ACTIVITY
Below are records; quote them exactly from the first line through the line that contains "The job: settings".

DATASET

= Beginning of Section =

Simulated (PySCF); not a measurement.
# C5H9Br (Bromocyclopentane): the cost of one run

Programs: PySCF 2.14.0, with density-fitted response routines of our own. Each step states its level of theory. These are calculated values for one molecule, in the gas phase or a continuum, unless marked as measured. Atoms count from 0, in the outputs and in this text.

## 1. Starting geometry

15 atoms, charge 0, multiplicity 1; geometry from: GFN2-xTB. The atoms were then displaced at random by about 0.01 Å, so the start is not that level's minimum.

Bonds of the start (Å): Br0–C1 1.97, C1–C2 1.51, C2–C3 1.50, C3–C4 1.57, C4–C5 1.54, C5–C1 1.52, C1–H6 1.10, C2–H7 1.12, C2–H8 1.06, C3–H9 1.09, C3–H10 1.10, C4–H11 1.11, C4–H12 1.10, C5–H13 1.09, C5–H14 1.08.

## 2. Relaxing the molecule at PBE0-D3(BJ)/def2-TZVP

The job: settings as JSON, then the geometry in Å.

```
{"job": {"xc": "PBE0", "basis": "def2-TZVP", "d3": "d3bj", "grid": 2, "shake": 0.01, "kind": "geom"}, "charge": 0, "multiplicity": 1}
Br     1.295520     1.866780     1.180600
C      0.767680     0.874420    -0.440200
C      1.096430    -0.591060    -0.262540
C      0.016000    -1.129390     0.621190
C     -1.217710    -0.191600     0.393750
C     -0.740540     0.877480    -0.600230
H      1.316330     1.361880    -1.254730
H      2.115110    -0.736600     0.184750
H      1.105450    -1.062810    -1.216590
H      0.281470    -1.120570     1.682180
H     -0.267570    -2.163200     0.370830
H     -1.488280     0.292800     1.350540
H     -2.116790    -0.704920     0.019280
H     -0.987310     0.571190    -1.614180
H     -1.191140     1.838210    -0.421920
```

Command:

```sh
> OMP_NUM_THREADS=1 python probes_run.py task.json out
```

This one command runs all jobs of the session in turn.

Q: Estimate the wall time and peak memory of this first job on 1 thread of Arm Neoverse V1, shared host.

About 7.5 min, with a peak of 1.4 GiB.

= End of Section =

YOUR SOLUTION
Simulated (PySCF); not a measurement.
# C5H9Br (Bromocyclopentane): the cost of one run

Programs: PySCF 2.14.0, with density-fitted response routines of our own. Each step states its level of theory. These are calculated values for one molecule, in the gas phase or a continuum, unless marked as measured. Atoms count from 0, in the outputs and in this text.

## 1. Starting geometry

15 atoms, charge 0, multiplicity 1; geometry from: GFN2-xTB. The atoms were then displaced at random by about 0.01 Å, so the start is not that level's minimum.

Bonds of the start (Å): Br0–C1 1.97, C1–C2 1.51, C2–C3 1.50, C3–C4 1.57, C4–C5 1.54, C5–C1 1.52, C1–H6 1.10, C2–H7 1.12, C2–H8 1.06, C3–H9 1.09, C3–H10 1.10, C4–H11 1.11, C4–H12 1.10, C5–H13 1.09, C5–H14 1.08.

## 2. Relaxing the molecule at PBE0-D3(BJ)/def2-TZVP

The job: settings as JSON, then the geometry in Å.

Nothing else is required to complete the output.